━━━━━ DATA SHOWN

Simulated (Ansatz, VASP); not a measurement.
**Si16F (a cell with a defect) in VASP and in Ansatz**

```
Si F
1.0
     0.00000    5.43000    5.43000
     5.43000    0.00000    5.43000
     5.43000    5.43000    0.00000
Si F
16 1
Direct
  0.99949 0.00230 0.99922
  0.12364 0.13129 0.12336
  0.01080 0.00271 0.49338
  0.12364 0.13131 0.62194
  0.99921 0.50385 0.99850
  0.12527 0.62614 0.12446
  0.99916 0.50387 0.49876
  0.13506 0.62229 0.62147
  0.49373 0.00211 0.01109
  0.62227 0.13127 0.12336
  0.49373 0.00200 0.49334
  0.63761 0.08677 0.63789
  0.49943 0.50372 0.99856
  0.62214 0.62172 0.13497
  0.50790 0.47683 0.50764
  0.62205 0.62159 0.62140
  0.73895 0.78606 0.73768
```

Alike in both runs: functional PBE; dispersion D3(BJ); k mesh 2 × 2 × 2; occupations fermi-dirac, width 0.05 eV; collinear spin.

━━━━━━━━━━

* **EXERCISE**: All of the entries need to be reproduced exactly; please write them out.

* **ANSWER SECTION**:
Simulated (Ansatz, VASP); not a measurement.
**Si16F (a cell with a defect) in VASP and in Ansatz**

```
Si F
1.0
     0.00000    5.43000    5.43000
     5.43000    0.00000    5.43000
     5.43000    5.43000    0.00000
Si F
16 1
Direct
  0.99949 0.00230 0.99922
  0.12364 0.13129 0.12336
  0.01080 0.00271 0.49338
  0.12364 0.13131 0.62194
  0.99921 0.50385 0.99850
  0.12527 0.62614 0.12446
  0.99916 0.50387 0.49876
  0.13506 0.62229 0.62147
  0.49373 0.00211 0.01109
  0.62227 0.13127 0.12336
  0.49373 0.00200 0.49334
  0.63761 0.08677 0.63789
  0.49943 0.50372 0.99856
  0.62214 0.62172 0.13497
  0.50790 0.47683 0.50764
  0.62205 0.62159 0.62140
  0.73895 0.78606 0.73768
```

Alike in both runs: functional PBE; dispersion D3(BJ); k mesh 2 × 2 × 2; occupations fermi-dirac, width 0.05 eV; collinear spin.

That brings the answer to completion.